REQUIRED ACTION: The reply should hold every record, copied exactly.

RECORDS SHOWN:
------
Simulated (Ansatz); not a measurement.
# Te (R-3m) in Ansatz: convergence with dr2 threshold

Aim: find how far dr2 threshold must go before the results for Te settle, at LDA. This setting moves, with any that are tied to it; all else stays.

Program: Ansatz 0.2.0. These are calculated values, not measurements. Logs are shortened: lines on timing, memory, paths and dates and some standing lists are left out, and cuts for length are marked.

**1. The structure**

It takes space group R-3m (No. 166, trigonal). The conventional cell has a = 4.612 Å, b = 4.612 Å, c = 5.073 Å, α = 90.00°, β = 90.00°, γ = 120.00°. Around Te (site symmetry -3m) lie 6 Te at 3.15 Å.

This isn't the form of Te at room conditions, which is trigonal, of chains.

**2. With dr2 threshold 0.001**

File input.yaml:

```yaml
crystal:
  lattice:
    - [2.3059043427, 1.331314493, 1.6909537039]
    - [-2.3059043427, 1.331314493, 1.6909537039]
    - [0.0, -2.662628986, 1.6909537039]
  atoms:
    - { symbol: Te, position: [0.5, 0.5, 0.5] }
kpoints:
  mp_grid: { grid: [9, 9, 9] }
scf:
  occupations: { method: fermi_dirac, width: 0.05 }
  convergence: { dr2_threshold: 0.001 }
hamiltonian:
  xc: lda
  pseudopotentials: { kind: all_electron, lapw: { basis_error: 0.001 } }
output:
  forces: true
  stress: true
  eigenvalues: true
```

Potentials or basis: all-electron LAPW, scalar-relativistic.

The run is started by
------

EXERCISE RESPONSE:
Simulated (Ansatz); not a measurement.
# Te (R-3m) in Ansatz: convergence with dr2 threshold

Aim: find how far dr2 threshold must go before the results for Te settle, at LDA. This setting moves, with any that are tied to it; all else stays.

Program: Ansatz 0.2.0. These are calculated values, not measurements. Logs are shortened: lines on timing, memory, paths and dates and some standing lists are left out, and cuts for length are marked.

**1. The structure**

It takes space group R-3m (No. 166, trigonal). The conventional cell has a = 4.612 Å, b = 4.612 Å, c = 5.073 Å, α = 90.00°, β = 90.00°, γ = 120.00°. Around Te (site symmetry -3m) lie 6 Te at 3.15 Å.

This isn't the form of Te at room conditions, which is trigonal, of chains.

**2. With dr2 threshold 0.001**

File input.yaml:

```yaml
crystal:
  lattice:
    - [2.3059043427, 1.331314493, 1.6909537039]
    - [-2.3059043427, 1.331314493, 1.6909537039]
    - [0.0, -2.662628986, 1.6909537039]
  atoms:
    - { symbol: Te, position: [0.5, 0.5, 0.5] }
kpoints:
  mp_grid: { grid: [9, 9, 9] }
scf:
  occupations: { method: fermi_dirac, width: 0.05 }
  convergence: { dr2_threshold: 0.001 }
hamiltonian:
  xc: lda
  pseudopotentials: { kind: all_electron, lapw: { basis_error: 0.001 } }
output:
  forces: true
  stress: true
  eigenvalues: true
```

Potentials or basis: all-electron LAPW, scalar-relativistic.

The run is started by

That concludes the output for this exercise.